■ ■ ■ ■ ■
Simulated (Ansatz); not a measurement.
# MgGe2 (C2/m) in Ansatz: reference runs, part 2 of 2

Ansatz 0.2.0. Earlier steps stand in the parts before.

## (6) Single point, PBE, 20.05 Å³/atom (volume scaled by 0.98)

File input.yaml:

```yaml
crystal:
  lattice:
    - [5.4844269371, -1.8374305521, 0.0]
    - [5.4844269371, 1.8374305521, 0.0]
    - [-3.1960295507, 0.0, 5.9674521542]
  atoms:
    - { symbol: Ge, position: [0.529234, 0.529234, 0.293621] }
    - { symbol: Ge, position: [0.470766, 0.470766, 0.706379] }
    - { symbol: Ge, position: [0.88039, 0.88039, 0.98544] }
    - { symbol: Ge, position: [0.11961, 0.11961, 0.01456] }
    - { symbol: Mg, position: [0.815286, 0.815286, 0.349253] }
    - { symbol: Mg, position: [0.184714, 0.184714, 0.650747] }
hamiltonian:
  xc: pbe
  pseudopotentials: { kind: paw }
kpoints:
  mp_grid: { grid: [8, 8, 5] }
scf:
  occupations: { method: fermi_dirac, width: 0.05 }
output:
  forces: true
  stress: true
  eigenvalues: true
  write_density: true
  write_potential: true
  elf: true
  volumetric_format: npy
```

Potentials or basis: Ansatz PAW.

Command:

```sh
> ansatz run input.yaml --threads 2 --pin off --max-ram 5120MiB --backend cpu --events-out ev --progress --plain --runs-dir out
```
■ ■ ■ ■ ■

[WORK ORDER] Your task is to retype the records precisely as they stand.

[TASK OUTPUT]
Simulated (Ansatz); not a measurement.
# MgGe2 (C2/m) in Ansatz: reference runs, part 2 of 2

Ansatz 0.2.0. Earlier steps stand in the parts before.

## (6) Single point, PBE, 20.05 Å³/atom (volume scaled by 0.98)

File input.yaml:

```yaml
crystal:
  lattice:
    - [5.4844269371, -1.8374305521, 0.0]
    - [5.4844269371, 1.8374305521, 0.0]
    - [-3.1960295507, 0.0, 5.9674521542]
  atoms:
    - { symbol: Ge, position: [0.529234, 0.529234, 0.293621] }
    - { symbol: Ge, position: [0.470766, 0.470766, 0.706379] }
    - { symbol: Ge, position: [0.88039, 0.88039, 0.98544] }
    - { symbol: Ge, position: [0.11961, 0.11961, 0.01456] }
    - { symbol: Mg, position: [0.815286, 0.815286, 0.349253] }
    - { symbol: Mg, position: [0.184714, 0.184714, 0.650747] }
hamiltonian:
  xc: pbe
  pseudopotentials: { kind: paw }
kpoints:
  mp_grid: { grid: [8, 8, 5] }
scf:
  occupations: { method: fermi_dirac, width: 0.05 }
output:
  forces: true
  stress: true
  eigenvalues: true
  write_density: true
  write_potential: true
  elf: true
  volumetric_format: npy
```

Potentials or basis: Ansatz PAW.

Command:

```sh
> ansatz run input.yaml --threads 2 --pin off --max-ram 5120MiB --backend cpu --events-out ev --progress --plain --runs-dir out
```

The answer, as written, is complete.